__WORK INSTRUCTION__: Only an exact, complete copy of the listing will serve as the answer.

[SUPPLIED MATERIAL Boundary: Start]

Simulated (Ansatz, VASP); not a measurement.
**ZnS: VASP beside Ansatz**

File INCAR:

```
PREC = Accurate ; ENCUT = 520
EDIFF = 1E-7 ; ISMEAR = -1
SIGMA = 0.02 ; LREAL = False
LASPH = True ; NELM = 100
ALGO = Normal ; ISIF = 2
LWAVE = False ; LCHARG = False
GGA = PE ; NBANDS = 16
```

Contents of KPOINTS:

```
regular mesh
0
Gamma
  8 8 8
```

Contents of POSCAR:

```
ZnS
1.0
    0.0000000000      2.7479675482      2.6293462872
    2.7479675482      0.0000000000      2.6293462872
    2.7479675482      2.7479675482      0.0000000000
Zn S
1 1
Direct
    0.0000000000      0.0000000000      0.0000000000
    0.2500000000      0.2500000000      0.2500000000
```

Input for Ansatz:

[SUPPLIED MATERIAL Boundary: End]

__TASK ANSWER__:
Simulated (Ansatz, VASP); not a measurement.
**ZnS: VASP beside Ansatz**

File INCAR:

```
PREC = Accurate ; ENCUT = 520
EDIFF = 1E-7 ; ISMEAR = -1
SIGMA = 0.02 ; LREAL = False
LASPH = True ; NELM = 100
ALGO = Normal ; ISIF = 2
LWAVE = False ; LCHARG = False
GGA = PE ; NBANDS = 16
```

Contents of KPOINTS:

```
regular mesh
0
Gamma
  8 8 8
```

Contents of POSCAR:

```
ZnS
1.0
    0.0000000000      2.7479675482      2.6293462872
    2.7479675482      0.0000000000      2.6293462872
    2.7479675482      2.7479675482      0.0000000000
Zn S
1 1
Direct
    0.0000000000      0.0000000000      0.0000000000
    0.2500000000      0.2500000000      0.2500000000
```

Input for Ansatz:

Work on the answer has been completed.